Give back an exact copy of the lines in the records below, from the line that has "change on relaxing?" through the line that has "2.67 | 40.49 |", and nothing besides.

┌──

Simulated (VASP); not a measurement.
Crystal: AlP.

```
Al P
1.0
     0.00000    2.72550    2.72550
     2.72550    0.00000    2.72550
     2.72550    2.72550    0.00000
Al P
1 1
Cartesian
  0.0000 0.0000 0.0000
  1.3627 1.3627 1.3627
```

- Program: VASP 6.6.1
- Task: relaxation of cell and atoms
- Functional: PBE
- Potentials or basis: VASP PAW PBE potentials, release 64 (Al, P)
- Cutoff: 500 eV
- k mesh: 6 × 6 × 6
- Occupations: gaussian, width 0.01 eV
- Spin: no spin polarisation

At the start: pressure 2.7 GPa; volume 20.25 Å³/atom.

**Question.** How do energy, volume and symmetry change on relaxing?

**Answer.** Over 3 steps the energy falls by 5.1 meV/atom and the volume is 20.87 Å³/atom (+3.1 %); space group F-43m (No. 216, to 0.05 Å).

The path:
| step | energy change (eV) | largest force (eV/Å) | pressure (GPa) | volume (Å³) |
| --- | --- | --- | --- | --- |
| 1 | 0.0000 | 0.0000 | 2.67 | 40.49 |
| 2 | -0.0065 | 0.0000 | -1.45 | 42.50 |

└──

### Answer space:
**Question.** How do energy, volume and symmetry change on relaxing?

**Answer.** Over 3 steps the energy falls by 5.1 meV/atom and the volume is 20.87 Å³/atom (+3.1 %); space group F-43m (No. 216, to 0.05 Å).

The path:
| step | energy change (eV) | largest force (eV/Å) | pressure (GPa) | volume (Å³) |
| --- | --- | --- | --- | --- |
| 1 | 0.0000 | 0.0000 | 2.67 | 40.49 |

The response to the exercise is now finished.